Task item:
Copy out all of the entries below without any change.

*** Opening of Extracted entries ***
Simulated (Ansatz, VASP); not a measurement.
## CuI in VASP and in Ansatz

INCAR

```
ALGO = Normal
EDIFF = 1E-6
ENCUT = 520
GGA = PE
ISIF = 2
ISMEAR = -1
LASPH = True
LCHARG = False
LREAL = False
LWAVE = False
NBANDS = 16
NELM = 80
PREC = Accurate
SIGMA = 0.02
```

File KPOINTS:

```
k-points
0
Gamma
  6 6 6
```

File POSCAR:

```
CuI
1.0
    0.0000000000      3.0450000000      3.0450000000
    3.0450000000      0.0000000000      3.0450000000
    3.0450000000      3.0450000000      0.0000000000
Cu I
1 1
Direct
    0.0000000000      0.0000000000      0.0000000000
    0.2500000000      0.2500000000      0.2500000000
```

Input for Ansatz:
*** Close of Extracted entries ***

Answer space:
Simulated (Ansatz, VASP); not a measurement.
## CuI in VASP and in Ansatz

INCAR

```
ALGO = Normal
EDIFF = 1E-6
ENCUT = 520
GGA = PE
ISIF = 2
ISMEAR = -1
LASPH = True
LCHARG = False
LREAL = False
LWAVE = False
NBANDS = 16
NELM = 80
PREC = Accurate
SIGMA = 0.02
```

File KPOINTS:

```
k-points
0
Gamma
  6 6 6
```

File POSCAR:

```
CuI
1.0
    0.0000000000      3.0450000000      3.0450000000
    3.0450000000      0.0000000000      3.0450000000
    3.0450000000      3.0450000000      0.0000000000
Cu I
1 1
Direct
    0.0000000000      0.0000000000      0.0000000000
    0.2500000000      0.2500000000      0.2500000000
```

Input for Ansatz:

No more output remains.